.....

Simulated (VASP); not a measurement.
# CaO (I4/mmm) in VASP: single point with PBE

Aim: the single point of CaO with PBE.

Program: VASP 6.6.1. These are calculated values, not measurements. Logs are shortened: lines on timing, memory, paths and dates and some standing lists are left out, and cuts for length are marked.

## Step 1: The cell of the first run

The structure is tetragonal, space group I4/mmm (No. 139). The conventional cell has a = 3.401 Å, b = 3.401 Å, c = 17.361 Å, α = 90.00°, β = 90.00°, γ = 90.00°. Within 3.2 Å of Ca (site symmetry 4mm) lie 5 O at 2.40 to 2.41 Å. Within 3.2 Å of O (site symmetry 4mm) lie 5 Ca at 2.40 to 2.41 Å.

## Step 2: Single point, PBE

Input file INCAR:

.....

* [WORK TASK]: Go through the entries above and reproduce each one exactly.

* [YOUR RESPONSE]:
Simulated (VASP); not a measurement.
# CaO (I4/mmm) in VASP: single point with PBE

Aim: the single point of CaO with PBE.

Program: VASP 6.6.1. These are calculated values, not measurements. Logs are shortened: lines on timing, memory, paths and dates and some standing lists are left out, and cuts for length are marked.

## Step 1: The cell of the first run

The structure is tetragonal, space group I4/mmm (No. 139). The conventional cell has a = 3.401 Å, b = 3.401 Å, c = 17.361 Å, α = 90.00°, β = 90.00°, γ = 90.00°. Within 3.2 Å of Ca (site symmetry 4mm) lie 5 O at 2.40 to 2.41 Å. Within 3.2 Å of O (site symmetry 4mm) lie 5 Ca at 2.40 to 2.41 Å.

## Step 2: Single point, PBE

Input file INCAR:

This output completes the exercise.